- **Action item**: Those lines of the material below that fall between its first line and the line with "### 1 Structure used throughout", both included, are to be repeated exactly.

- **Dataset content**:
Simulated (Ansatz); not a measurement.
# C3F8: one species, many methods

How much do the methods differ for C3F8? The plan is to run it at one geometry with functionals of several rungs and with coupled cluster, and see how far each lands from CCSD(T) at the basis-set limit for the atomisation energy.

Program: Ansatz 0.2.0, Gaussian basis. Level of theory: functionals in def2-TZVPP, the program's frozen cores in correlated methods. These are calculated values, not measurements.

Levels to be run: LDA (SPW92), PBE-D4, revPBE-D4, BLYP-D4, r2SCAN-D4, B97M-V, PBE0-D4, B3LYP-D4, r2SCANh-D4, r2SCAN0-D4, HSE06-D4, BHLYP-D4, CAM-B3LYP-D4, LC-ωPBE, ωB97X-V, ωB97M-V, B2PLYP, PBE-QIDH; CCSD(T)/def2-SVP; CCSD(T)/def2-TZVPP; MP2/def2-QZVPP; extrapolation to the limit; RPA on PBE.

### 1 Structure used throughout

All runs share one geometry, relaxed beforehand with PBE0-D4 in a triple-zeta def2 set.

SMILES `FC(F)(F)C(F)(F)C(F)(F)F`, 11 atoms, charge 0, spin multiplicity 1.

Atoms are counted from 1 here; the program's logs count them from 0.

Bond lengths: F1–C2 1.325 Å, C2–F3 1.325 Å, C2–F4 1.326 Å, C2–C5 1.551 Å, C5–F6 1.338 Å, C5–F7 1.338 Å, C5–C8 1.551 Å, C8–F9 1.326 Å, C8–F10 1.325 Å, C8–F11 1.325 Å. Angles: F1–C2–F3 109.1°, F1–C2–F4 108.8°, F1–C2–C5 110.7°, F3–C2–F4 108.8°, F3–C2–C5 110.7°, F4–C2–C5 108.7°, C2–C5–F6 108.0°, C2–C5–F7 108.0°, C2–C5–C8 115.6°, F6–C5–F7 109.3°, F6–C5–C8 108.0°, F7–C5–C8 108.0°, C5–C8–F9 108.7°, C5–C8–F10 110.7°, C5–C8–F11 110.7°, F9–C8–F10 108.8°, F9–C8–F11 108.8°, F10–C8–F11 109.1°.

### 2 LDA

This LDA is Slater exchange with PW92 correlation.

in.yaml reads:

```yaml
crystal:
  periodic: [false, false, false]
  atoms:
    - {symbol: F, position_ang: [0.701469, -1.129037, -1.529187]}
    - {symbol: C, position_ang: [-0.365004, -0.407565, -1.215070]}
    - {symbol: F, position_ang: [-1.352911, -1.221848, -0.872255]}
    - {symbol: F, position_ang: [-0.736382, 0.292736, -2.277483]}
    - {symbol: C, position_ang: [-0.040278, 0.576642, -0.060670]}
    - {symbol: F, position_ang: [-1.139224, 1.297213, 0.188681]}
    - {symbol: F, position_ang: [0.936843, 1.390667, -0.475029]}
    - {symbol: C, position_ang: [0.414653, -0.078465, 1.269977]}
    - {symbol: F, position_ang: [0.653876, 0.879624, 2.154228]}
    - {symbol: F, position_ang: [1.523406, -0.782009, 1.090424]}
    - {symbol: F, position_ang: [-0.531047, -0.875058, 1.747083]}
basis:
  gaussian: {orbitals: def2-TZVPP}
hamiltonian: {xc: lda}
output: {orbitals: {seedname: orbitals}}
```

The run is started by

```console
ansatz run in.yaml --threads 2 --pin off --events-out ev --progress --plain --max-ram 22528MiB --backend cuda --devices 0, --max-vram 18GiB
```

- **Task output**:
Simulated (Ansatz); not a measurement.
# C3F8: one species, many methods

How much do the methods differ for C3F8? The plan is to run it at one geometry with functionals of several rungs and with coupled cluster, and see how far each lands from CCSD(T) at the basis-set limit for the atomisation energy.

Program: Ansatz 0.2.0, Gaussian basis. Level of theory: functionals in def2-TZVPP, the program's frozen cores in correlated methods. These are calculated values, not measurements.

Levels to be run: LDA (SPW92), PBE-D4, revPBE-D4, BLYP-D4, r2SCAN-D4, B97M-V, PBE0-D4, B3LYP-D4, r2SCANh-D4, r2SCAN0-D4, HSE06-D4, BHLYP-D4, CAM-B3LYP-D4, LC-ωPBE, ωB97X-V, ωB97M-V, B2PLYP, PBE-QIDH; CCSD(T)/def2-SVP; CCSD(T)/def2-TZVPP; MP2/def2-QZVPP; extrapolation to the limit; RPA on PBE.

### 1 Structure used throughout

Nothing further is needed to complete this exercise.